* Data listing

━━━

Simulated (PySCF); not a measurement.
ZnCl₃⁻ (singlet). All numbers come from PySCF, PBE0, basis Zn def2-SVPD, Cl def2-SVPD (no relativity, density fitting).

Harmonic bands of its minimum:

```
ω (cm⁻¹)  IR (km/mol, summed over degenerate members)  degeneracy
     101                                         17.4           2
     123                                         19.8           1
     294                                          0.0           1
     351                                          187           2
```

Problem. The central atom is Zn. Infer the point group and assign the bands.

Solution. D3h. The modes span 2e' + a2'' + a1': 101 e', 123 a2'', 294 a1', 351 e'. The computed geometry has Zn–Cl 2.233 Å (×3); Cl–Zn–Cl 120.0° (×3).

━━━

* Work task
Transcribe every entry exactly.

* Answer box
Simulated (PySCF); not a measurement.
ZnCl₃⁻ (singlet). All numbers come from PySCF, PBE0, basis Zn def2-SVPD, Cl def2-SVPD (no relativity, density fitting).

Harmonic bands of its minimum:

```
ω (cm⁻¹)  IR (km/mol, summed over degenerate members)  degeneracy
     101                                         17.4           2
     123                                         19.8           1
     294                                          0.0           1
     351                                          187           2
```

Problem. The central atom is Zn. Infer the point group and assign the bands.

Solution. D3h. The modes span 2e' + a2'' + a1': 101 e', 123 a2'', 294 a1', 351 e'. The computed geometry has Zn–Cl 2.233 Å (×3); Cl–Zn–Cl 120.0° (×3).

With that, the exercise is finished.